* **Extracted records**:
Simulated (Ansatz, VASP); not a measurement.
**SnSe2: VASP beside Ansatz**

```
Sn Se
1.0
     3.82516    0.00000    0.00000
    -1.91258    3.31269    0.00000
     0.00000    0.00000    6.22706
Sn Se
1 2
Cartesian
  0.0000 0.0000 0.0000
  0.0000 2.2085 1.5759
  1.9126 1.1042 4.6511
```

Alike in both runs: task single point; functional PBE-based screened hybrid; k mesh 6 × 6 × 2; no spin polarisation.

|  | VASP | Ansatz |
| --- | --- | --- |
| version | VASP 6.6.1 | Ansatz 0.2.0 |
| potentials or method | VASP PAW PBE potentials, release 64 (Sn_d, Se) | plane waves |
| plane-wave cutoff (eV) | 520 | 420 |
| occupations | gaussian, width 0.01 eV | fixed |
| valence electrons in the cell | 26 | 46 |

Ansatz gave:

* **Work task**:
Repeat every record above exactly as it appears.

* **Answer box**:
Simulated (Ansatz, VASP); not a measurement.
**SnSe2: VASP beside Ansatz**

```
Sn Se
1.0
     3.82516    0.00000    0.00000
    -1.91258    3.31269    0.00000
     0.00000    0.00000    6.22706
Sn Se
1 2
Cartesian
  0.0000 0.0000 0.0000
  0.0000 2.2085 1.5759
  1.9126 1.1042 4.6511
```

Alike in both runs: task single point; functional PBE-based screened hybrid; k mesh 6 × 6 × 2; no spin polarisation.

|  | VASP | Ansatz |
| --- | --- | --- |
| version | VASP 6.6.1 | Ansatz 0.2.0 |
| potentials or method | VASP PAW PBE potentials, release 64 (Sn_d, Se) | plane waves |
| plane-wave cutoff (eV) | 520 | 420 |
| occupations | gaussian, width 0.01 eV | fixed |
| valence electrons in the cell | 26 | 46 |

Ansatz gave:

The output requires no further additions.